[Opening Excerpted data section]

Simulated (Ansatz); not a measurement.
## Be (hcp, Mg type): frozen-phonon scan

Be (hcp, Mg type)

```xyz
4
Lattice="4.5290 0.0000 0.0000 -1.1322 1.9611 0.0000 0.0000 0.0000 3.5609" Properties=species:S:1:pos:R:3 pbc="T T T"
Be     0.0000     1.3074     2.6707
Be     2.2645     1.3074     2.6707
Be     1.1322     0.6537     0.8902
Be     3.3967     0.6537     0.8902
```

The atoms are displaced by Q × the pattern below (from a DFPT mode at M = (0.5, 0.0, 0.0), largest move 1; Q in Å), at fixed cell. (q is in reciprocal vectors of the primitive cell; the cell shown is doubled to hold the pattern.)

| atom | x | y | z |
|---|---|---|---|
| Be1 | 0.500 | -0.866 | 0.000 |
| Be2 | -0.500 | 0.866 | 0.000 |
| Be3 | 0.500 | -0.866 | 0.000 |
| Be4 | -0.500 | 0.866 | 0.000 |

[Closing Excerpted data section]

→ **Assigned task**:
Send back an exact copy of only the lines from the line with "Be1 | 0.500 | -0.866 | 0.000 |" up to and including the line with "Be3 | 0.500 | -0.866 | 0.000 |" in the data above.

→ **Written answer**:
| Be1 | 0.500 | -0.866 | 0.000 |
| Be2 | -0.500 | 0.866 | 0.000 |
| Be3 | 0.500 | -0.866 | 0.000 |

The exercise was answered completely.